*ACTION ITEM*.
Provide an exact repetition of every entry, with no word altered.

── EXTRACTED ENTRIES ──
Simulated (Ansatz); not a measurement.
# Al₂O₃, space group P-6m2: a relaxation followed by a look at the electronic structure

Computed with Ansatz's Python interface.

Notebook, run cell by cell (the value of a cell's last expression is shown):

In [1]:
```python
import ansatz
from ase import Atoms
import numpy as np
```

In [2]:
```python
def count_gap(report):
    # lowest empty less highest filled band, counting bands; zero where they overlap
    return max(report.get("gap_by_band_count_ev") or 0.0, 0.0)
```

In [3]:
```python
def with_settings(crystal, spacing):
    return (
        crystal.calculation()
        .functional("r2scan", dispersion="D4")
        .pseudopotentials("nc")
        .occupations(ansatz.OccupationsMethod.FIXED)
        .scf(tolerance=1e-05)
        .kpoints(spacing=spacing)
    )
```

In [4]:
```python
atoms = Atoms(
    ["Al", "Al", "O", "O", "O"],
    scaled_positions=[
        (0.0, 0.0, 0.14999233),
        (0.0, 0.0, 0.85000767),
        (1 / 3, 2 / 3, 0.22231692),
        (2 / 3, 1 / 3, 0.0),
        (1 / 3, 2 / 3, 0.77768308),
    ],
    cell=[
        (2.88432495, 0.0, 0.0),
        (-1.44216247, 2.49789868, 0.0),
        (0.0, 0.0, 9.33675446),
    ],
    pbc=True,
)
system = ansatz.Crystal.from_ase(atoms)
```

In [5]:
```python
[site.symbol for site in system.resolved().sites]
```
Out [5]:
───

*ANSWER BOX*.
Simulated (Ansatz); not a measurement.
# Al₂O₃, space group P-6m2: a relaxation followed by a look at the electronic structure

Computed with Ansatz's Python interface.

Notebook, run cell by cell (the value of a cell's last expression is shown):

In [1]:
```python
import ansatz
from ase import Atoms
import numpy as np
```

In [2]:
```python
def count_gap(report):
    # lowest empty less highest filled band, counting bands; zero where they overlap
    return max(report.get("gap_by_band_count_ev") or 0.0, 0.0)
```

In [3]:
```python
def with_settings(crystal, spacing):
    return (
        crystal.calculation()
        .functional("r2scan", dispersion="D4")
        .pseudopotentials("nc")
        .occupations(ansatz.OccupationsMethod.FIXED)
        .scf(tolerance=1e-05)
        .kpoints(spacing=spacing)
    )
```

In [4]:
```python
atoms = Atoms(
    ["Al", "Al", "O", "O", "O"],
    scaled_positions=[
        (0.0, 0.0, 0.14999233),
        (0.0, 0.0, 0.85000767),
        (1 / 3, 2 / 3, 0.22231692),
        (2 / 3, 1 / 3, 0.0),
        (1 / 3, 2 / 3, 0.77768308),
    ],
    cell=[
        (2.88432495, 0.0, 0.0),
        (-1.44216247, 2.49789868, 0.0),
        (0.0, 0.0, 9.33675446),
    ],
    pbc=True,
)
system = ansatz.Crystal.from_ase(atoms)
```

In [5]:
```python
[site.symbol for site in system.resolved().sites]
```
Out [5]:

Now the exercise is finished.